ENTRIES SUPPLIED:
++++++++++++++++++++

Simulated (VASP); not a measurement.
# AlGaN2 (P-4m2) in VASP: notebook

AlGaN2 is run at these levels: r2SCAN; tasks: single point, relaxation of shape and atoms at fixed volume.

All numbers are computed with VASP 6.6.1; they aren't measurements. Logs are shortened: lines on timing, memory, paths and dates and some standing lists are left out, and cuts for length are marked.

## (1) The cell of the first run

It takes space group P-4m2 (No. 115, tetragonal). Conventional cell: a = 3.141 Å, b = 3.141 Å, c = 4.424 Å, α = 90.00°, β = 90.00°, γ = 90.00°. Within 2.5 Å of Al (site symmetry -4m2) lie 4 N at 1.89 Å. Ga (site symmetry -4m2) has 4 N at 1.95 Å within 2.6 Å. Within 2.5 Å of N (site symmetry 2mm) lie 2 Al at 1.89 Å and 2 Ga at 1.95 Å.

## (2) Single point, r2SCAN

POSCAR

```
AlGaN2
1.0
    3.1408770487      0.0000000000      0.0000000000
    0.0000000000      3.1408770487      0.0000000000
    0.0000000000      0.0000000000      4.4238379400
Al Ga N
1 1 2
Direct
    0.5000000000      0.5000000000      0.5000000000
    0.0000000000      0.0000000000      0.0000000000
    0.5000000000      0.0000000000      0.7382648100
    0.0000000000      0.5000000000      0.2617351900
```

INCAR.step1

++++++++++++++++++++

Retype exactly the lines of the data above, starting at its first line and finishing with the line that has "AlGaN2 is run" in it.

Simulated (VASP); not a measurement.
# AlGaN2 (P-4m2) in VASP: notebook

AlGaN2 is run at these levels: r2SCAN; tasks: single point, relaxation of shape and atoms at fixed volume.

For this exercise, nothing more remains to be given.